────────────────────
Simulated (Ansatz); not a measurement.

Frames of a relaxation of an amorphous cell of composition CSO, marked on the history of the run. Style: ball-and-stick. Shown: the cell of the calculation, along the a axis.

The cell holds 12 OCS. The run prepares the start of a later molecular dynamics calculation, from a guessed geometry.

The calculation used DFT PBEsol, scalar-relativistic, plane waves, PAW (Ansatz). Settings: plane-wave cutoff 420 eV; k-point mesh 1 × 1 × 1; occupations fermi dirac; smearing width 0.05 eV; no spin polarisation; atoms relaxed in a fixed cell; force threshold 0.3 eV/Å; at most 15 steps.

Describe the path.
────────────────────

TASK ITEM: Above are the lines; repeat exactly the ones from the line containing "Frames of a" down to the line containing "The calculation used", both inclusive.

ANSWER AREA:
Frames of a relaxation of an amorphous cell of composition CSO, marked on the history of the run. Style: ball-and-stick. Shown: the cell of the calculation, along the a axis.

The cell holds 12 OCS. The run prepares the start of a later molecular dynamics calculation, from a guessed geometry.

The calculation used DFT PBEsol, scalar-relativistic, plane waves, PAW (Ansatz). Settings: plane-wave cutoff 420 eV; k-point mesh 1 × 1 × 1; occupations fermi dirac; smearing width 0.05 eV; no spin polarisation; atoms relaxed in a fixed cell; force threshold 0.3 eV/Å; at most 15 steps.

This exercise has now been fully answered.